_Exercise data_:
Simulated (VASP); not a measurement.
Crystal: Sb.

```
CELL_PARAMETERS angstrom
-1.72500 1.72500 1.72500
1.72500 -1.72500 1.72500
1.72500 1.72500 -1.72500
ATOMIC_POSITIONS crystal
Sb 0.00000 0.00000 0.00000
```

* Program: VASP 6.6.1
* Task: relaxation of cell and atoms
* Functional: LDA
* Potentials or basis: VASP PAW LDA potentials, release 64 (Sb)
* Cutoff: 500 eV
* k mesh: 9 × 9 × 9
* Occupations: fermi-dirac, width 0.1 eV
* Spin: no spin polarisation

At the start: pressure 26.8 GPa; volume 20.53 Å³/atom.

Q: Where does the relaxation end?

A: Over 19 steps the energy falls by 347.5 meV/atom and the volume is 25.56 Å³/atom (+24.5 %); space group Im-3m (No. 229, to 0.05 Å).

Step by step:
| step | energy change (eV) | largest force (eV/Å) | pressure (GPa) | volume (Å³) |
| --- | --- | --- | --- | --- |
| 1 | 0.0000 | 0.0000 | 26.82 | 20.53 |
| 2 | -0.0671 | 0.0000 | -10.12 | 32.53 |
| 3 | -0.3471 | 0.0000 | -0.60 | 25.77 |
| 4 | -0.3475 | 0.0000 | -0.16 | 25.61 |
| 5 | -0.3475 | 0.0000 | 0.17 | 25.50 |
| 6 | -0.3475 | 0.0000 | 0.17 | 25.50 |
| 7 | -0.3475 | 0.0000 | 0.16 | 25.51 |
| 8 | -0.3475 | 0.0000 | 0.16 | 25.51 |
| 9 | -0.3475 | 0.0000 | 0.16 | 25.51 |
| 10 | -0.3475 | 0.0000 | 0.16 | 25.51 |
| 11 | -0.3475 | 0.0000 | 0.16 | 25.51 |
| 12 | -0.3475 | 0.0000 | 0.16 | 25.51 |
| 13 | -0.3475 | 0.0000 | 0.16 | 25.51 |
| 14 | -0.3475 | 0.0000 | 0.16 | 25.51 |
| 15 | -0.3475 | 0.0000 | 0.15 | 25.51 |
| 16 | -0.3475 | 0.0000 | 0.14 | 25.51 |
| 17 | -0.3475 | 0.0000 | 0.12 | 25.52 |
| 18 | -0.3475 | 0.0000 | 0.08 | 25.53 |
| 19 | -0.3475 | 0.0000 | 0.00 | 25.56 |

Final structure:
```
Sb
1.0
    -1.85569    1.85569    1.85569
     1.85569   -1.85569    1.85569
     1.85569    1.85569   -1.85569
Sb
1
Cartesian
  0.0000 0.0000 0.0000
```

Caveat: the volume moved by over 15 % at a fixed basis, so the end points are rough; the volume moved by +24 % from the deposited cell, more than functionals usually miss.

_Assigned task_:
Reprint exactly the lines above that start at the one with "cell and atoms" and end at the one with "-0.16 | 25.61 |", keeping both and adding none.

_Your response_:
* Task: relaxation of cell and atoms
* Functional: LDA
* Potentials or basis: VASP PAW LDA potentials, release 64 (Sb)
* Cutoff: 500 eV
* k mesh: 9 × 9 × 9
* Occupations: fermi-dirac, width 0.1 eV
* Spin: no spin polarisation

At the start: pressure 26.8 GPa; volume 20.53 Å³/atom.

Q: Where does the relaxation end?

A: Over 19 steps the energy falls by 347.5 meV/atom and the volume is 25.56 Å³/atom (+24.5 %); space group Im-3m (No. 229, to 0.05 Å).

Step by step:
| step | energy change (eV) | largest force (eV/Å) | pressure (GPa) | volume (Å³) |
| --- | --- | --- | --- | --- |
| 1 | 0.0000 | 0.0000 | 26.82 | 20.53 |
| 2 | -0.0671 | 0.0000 | -10.12 | 32.53 |
| 3 | -0.3471 | 0.0000 | -0.60 | 25.77 |
| 4 | -0.3475 | 0.0000 | -0.16 | 25.61 |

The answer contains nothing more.